• • •

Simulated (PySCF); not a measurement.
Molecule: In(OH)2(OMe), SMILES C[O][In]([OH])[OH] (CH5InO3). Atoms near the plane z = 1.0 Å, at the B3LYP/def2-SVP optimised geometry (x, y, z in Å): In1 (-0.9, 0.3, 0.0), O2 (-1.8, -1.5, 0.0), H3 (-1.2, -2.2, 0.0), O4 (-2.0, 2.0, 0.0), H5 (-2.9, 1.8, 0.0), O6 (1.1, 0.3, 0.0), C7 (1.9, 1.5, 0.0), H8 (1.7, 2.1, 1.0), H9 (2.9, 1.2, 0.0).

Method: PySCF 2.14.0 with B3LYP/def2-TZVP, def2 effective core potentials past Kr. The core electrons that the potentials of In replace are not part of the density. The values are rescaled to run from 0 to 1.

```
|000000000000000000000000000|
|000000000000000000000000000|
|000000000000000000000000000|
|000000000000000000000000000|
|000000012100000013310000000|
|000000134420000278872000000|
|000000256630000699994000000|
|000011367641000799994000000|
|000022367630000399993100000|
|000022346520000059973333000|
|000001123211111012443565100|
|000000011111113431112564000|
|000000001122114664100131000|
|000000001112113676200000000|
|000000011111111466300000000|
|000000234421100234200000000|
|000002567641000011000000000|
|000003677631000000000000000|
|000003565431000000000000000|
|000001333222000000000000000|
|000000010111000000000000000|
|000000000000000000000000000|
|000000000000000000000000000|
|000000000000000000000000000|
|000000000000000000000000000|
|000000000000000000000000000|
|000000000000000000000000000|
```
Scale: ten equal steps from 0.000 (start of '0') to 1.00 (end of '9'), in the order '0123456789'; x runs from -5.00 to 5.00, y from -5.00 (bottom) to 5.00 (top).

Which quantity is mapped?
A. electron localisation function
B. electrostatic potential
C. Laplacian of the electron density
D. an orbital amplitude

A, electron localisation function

• • •

# [WORK INSTRUCTION]
From the entries above, write out only the lines starting at the line that holds "B. electrostatic potential" and ending at the line that holds "D. an orbital amplitude", keeping both and matching them exactly.

# [EXERCISE SOLUTION]
B. electrostatic potential
C. Laplacian of the electron density
D. an orbital amplitude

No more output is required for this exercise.